• Information supplied
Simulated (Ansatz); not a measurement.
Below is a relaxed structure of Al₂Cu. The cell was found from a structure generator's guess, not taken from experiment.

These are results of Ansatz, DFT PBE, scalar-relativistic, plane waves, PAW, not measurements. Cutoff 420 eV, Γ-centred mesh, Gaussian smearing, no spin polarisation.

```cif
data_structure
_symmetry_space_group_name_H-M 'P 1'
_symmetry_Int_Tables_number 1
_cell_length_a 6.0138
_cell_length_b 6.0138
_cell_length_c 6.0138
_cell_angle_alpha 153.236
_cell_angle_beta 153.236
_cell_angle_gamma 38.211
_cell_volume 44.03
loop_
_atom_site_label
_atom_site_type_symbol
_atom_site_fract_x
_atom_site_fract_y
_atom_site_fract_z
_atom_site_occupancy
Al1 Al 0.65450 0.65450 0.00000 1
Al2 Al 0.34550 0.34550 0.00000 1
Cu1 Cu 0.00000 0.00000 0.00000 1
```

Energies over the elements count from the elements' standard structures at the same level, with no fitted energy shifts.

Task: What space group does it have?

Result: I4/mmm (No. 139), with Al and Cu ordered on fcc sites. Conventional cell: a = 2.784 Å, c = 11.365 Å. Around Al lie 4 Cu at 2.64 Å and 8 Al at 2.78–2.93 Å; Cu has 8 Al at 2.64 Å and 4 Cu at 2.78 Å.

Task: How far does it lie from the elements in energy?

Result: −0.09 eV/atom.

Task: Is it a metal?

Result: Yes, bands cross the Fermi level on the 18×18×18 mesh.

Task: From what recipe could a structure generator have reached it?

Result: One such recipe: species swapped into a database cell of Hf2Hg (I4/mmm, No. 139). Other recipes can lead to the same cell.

• Work order
Repeat the material exactly. Begin with its first line and end with the line that has "Task: From what".

• Exercise solution
Simulated (Ansatz); not a measurement.
Below is a relaxed structure of Al₂Cu. The cell was found from a structure generator's guess, not taken from experiment.

These are results of Ansatz, DFT PBE, scalar-relativistic, plane waves, PAW, not measurements. Cutoff 420 eV, Γ-centred mesh, Gaussian smearing, no spin polarisation.

```cif
data_structure
_symmetry_space_group_name_H-M 'P 1'
_symmetry_Int_Tables_number 1
_cell_length_a 6.0138
_cell_length_b 6.0138
_cell_length_c 6.0138
_cell_angle_alpha 153.236
_cell_angle_beta 153.236
_cell_angle_gamma 38.211
_cell_volume 44.03
loop_
_atom_site_label
_atom_site_type_symbol
_atom_site_fract_x
_atom_site_fract_y
_atom_site_fract_z
_atom_site_occupancy
Al1 Al 0.65450 0.65450 0.00000 1
Al2 Al 0.34550 0.34550 0.00000 1
Cu1 Cu 0.00000 0.00000 0.00000 1
```

Energies over the elements count from the elements' standard structures at the same level, with no fitted energy shifts.

Task: What space group does it have?

Result: I4/mmm (No. 139), with Al and Cu ordered on fcc sites. Conventional cell: a = 2.784 Å, c = 11.365 Å. Around Al lie 4 Cu at 2.64 Å and 8 Al at 2.78–2.93 Å; Cu has 8 Al at 2.64 Å and 4 Cu at 2.78 Å.

Task: How far does it lie from the elements in energy?

Result: −0.09 eV/atom.

Task: Is it a metal?

Result: Yes, bands cross the Fermi level on the 18×18×18 mesh.

Task: From what recipe could a structure generator have reached it?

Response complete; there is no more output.